┌─ Information given
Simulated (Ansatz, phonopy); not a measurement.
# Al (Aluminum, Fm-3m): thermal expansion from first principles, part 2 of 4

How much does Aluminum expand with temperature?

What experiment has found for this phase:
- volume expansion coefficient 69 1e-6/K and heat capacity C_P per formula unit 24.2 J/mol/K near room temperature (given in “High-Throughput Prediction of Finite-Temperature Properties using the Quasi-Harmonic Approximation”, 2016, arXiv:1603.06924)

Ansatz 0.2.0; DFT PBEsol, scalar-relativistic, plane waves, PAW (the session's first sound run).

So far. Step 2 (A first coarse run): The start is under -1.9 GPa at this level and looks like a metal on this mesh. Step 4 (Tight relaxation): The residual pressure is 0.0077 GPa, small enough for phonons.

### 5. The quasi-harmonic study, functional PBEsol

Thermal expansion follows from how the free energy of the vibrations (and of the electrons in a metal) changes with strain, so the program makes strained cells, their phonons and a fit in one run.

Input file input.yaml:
└─

An exact repetition of the data above is all that is needed.

__Written solution__:
Simulated (Ansatz, phonopy); not a measurement.
# Al (Aluminum, Fm-3m): thermal expansion from first principles, part 2 of 4

How much does Aluminum expand with temperature?

What experiment has found for this phase:
- volume expansion coefficient 69 1e-6/K and heat capacity C_P per formula unit 24.2 J/mol/K near room temperature (given in “High-Throughput Prediction of Finite-Temperature Properties using the Quasi-Harmonic Approximation”, 2016, arXiv:1603.06924)

Ansatz 0.2.0; DFT PBEsol, scalar-relativistic, plane waves, PAW (the session's first sound run).

So far. Step 2 (A first coarse run): The start is under -1.9 GPa at this level and looks like a metal on this mesh. Step 4 (Tight relaxation): The residual pressure is 0.0077 GPa, small enough for phonons.

### 5. The quasi-harmonic study, functional PBEsol

Thermal expansion follows from how the free energy of the vibrations (and of the electrons in a metal) changes with strain, so the program makes strained cells, their phonons and a fit in one run.

Input file input.yaml:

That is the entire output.